Copy exactly the lines of the material below, starting with the first and including the line that holds "(The calculation used".

(EXCERPTED DATA)
______________________________
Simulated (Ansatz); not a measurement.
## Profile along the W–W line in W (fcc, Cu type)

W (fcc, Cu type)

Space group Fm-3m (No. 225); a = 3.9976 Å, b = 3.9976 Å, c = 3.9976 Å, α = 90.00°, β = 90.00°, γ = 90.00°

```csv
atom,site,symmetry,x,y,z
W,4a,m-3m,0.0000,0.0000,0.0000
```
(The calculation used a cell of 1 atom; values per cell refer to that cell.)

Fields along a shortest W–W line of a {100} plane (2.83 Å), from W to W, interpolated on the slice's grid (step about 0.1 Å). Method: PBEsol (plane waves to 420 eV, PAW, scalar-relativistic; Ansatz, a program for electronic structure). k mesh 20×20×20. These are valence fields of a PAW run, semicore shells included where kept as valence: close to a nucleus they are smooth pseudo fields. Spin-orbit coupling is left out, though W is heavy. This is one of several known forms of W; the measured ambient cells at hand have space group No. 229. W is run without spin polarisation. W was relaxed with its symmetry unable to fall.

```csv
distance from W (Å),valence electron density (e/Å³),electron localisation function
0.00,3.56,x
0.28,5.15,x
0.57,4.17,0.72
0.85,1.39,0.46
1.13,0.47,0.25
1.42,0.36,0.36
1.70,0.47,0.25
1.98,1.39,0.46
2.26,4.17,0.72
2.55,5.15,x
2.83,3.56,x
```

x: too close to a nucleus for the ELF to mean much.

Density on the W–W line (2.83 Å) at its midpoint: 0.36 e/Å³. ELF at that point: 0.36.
______________________________

(TASK RESPONSE)
Simulated (Ansatz); not a measurement.
## Profile along the W–W line in W (fcc, Cu type)

W (fcc, Cu type)

Space group Fm-3m (No. 225); a = 3.9976 Å, b = 3.9976 Å, c = 3.9976 Å, α = 90.00°, β = 90.00°, γ = 90.00°

```csv
atom,site,symmetry,x,y,z
W,4a,m-3m,0.0000,0.0000,0.0000
```
(The calculation used a cell of 1 atom; values per cell refer to that cell.)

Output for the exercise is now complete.